The data Block Start

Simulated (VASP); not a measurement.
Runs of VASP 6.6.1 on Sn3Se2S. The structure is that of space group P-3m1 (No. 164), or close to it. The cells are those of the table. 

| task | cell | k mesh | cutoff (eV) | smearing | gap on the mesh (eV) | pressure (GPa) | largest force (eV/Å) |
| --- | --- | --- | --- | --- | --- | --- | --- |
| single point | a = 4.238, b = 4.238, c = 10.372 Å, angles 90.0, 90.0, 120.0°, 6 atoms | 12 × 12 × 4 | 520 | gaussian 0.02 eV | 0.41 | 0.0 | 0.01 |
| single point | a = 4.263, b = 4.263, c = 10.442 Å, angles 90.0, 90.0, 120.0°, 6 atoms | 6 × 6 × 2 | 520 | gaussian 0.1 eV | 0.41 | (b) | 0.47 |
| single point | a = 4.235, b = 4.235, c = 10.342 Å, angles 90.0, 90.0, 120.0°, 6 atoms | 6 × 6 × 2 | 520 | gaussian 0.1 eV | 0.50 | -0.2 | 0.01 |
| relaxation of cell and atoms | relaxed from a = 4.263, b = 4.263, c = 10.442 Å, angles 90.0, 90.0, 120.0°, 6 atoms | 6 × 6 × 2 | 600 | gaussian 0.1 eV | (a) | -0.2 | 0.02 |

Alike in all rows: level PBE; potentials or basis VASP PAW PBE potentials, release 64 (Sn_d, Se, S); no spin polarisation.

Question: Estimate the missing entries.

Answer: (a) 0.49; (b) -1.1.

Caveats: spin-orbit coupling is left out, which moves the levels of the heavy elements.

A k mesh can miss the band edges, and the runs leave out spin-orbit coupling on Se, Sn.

The data Block End

Work instruction: Reproduce the entries above exactly, starting at their first line and finishing with the line that contains "Answer: (a) 0.49; (b) -1.1.".

Written response:
Simulated (VASP); not a measurement.
Runs of VASP 6.6.1 on Sn3Se2S. The structure is that of space group P-3m1 (No. 164), or close to it. The cells are those of the table. 

| task | cell | k mesh | cutoff (eV) | smearing | gap on the mesh (eV) | pressure (GPa) | largest force (eV/Å) |
| --- | --- | --- | --- | --- | --- | --- | --- |
| single point | a = 4.238, b = 4.238, c = 10.372 Å, angles 90.0, 90.0, 120.0°, 6 atoms | 12 × 12 × 4 | 520 | gaussian 0.02 eV | 0.41 | 0.0 | 0.01 |
| single point | a = 4.263, b = 4.263, c = 10.442 Å, angles 90.0, 90.0, 120.0°, 6 atoms | 6 × 6 × 2 | 520 | gaussian 0.1 eV | 0.41 | (b) | 0.47 |
| single point | a = 4.235, b = 4.235, c = 10.342 Å, angles 90.0, 90.0, 120.0°, 6 atoms | 6 × 6 × 2 | 520 | gaussian 0.1 eV | 0.50 | -0.2 | 0.01 |
| relaxation of cell and atoms | relaxed from a = 4.263, b = 4.263, c = 10.442 Å, angles 90.0, 90.0, 120.0°, 6 atoms | 6 × 6 × 2 | 600 | gaussian 0.1 eV | (a) | -0.2 | 0.02 |

Alike in all rows: level PBE; potentials or basis VASP PAW PBE potentials, release 64 (Sn_d, Se, S); no spin polarisation.

Question: Estimate the missing entries.

Answer: (a) 0.49; (b) -1.1.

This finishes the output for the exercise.